━━━

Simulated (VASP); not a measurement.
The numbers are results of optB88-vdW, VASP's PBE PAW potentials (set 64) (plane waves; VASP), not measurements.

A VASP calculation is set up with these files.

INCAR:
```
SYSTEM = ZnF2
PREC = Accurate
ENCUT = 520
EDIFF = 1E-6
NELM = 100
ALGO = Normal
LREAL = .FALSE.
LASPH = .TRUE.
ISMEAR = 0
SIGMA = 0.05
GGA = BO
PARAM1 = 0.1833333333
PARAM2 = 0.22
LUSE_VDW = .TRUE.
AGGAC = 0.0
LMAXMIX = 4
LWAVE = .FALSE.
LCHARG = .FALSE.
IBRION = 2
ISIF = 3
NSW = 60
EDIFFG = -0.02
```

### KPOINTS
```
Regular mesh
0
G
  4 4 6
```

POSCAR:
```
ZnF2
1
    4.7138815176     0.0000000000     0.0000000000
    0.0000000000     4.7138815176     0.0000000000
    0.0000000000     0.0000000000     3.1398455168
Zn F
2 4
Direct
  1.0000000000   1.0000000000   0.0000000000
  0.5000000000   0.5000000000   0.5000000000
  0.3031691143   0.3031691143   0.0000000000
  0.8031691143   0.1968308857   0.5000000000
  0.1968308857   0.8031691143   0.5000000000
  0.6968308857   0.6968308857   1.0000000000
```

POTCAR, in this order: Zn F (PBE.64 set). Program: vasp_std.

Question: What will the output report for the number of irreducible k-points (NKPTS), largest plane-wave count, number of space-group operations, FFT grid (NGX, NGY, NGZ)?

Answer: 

━━━

From the records above, quote only the lines running from the line with "The numbers are" to the line with "Question: What will", both lines included.

▶ [Exercise solution]
The numbers are results of optB88-vdW, VASP's PBE PAW potentials (set 64) (plane waves; VASP), not measurements.

A VASP calculation is set up with these files.

INCAR:
```
SYSTEM = ZnF2
PREC = Accurate
ENCUT = 520
EDIFF = 1E-6
NELM = 100
ALGO = Normal
LREAL = .FALSE.
LASPH = .TRUE.
ISMEAR = 0
SIGMA = 0.05
GGA = BO
PARAM1 = 0.1833333333
PARAM2 = 0.22
LUSE_VDW = .TRUE.
AGGAC = 0.0
LMAXMIX = 4
LWAVE = .FALSE.
LCHARG = .FALSE.
IBRION = 2
ISIF = 3
NSW = 60
EDIFFG = -0.02
```

### KPOINTS
```
Regular mesh
0
G
  4 4 6
```

POSCAR:
```
ZnF2
1
    4.7138815176     0.0000000000     0.0000000000
    0.0000000000     4.7138815176     0.0000000000
    0.0000000000     0.0000000000     3.1398455168
Zn F
2 4
Direct
  1.0000000000   1.0000000000   0.0000000000
  0.5000000000   0.5000000000   0.5000000000
  0.3031691143   0.3031691143   0.0000000000
  0.8031691143   0.1968308857   0.5000000000
  0.1968308857   0.8031691143   0.5000000000
  0.6968308857   0.6968308857   1.0000000000
```

POTCAR, in this order: Zn F (PBE.64 set). Program: vasp_std.

Question: What will the output report for the number of irreducible k-points (NKPTS), largest plane-wave count, number of space-group operations, FFT grid (NGX, NGY, NGZ)?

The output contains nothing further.